§ BRIEF
Word for word, retype the first line of the records and every following line through the one containing "A k mesh can".

§ INFORMATION GIVEN
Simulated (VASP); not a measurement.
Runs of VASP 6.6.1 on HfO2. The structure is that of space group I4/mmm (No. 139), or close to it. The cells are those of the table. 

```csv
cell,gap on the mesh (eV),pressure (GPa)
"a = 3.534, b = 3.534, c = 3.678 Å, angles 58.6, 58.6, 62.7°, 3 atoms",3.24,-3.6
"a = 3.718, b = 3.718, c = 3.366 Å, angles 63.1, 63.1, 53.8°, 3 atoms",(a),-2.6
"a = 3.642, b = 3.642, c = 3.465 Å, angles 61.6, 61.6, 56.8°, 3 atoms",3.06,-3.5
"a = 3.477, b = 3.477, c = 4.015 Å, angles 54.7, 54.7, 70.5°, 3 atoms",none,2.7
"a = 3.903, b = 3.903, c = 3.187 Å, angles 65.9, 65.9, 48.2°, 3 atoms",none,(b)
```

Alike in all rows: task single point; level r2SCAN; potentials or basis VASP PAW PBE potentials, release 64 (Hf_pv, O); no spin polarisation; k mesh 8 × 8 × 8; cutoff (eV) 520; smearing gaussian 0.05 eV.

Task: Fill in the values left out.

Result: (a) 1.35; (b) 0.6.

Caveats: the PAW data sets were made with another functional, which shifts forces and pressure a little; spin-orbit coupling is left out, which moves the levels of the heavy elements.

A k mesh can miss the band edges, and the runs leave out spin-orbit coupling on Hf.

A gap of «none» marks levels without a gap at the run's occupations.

§ EXERCISE RESULT
Simulated (VASP); not a measurement.
Runs of VASP 6.6.1 on HfO2. The structure is that of space group I4/mmm (No. 139), or close to it. The cells are those of the table. 

```csv
cell,gap on the mesh (eV),pressure (GPa)
"a = 3.534, b = 3.534, c = 3.678 Å, angles 58.6, 58.6, 62.7°, 3 atoms",3.24,-3.6
"a = 3.718, b = 3.718, c = 3.366 Å, angles 63.1, 63.1, 53.8°, 3 atoms",(a),-2.6
"a = 3.642, b = 3.642, c = 3.465 Å, angles 61.6, 61.6, 56.8°, 3 atoms",3.06,-3.5
"a = 3.477, b = 3.477, c = 4.015 Å, angles 54.7, 54.7, 70.5°, 3 atoms",none,2.7
"a = 3.903, b = 3.903, c = 3.187 Å, angles 65.9, 65.9, 48.2°, 3 atoms",none,(b)
```

Alike in all rows: task single point; level r2SCAN; potentials or basis VASP PAW PBE potentials, release 64 (Hf_pv, O); no spin polarisation; k mesh 8 × 8 × 8; cutoff (eV) 520; smearing gaussian 0.05 eV.

Task: Fill in the values left out.

Result: (a) 1.35; (b) 0.6.

Caveats: the PAW data sets were made with another functional, which shifts forces and pressure a little; spin-orbit coupling is left out, which moves the levels of the heavy elements.

A k mesh can miss the band edges, and the runs leave out spin-orbit coupling on Hf.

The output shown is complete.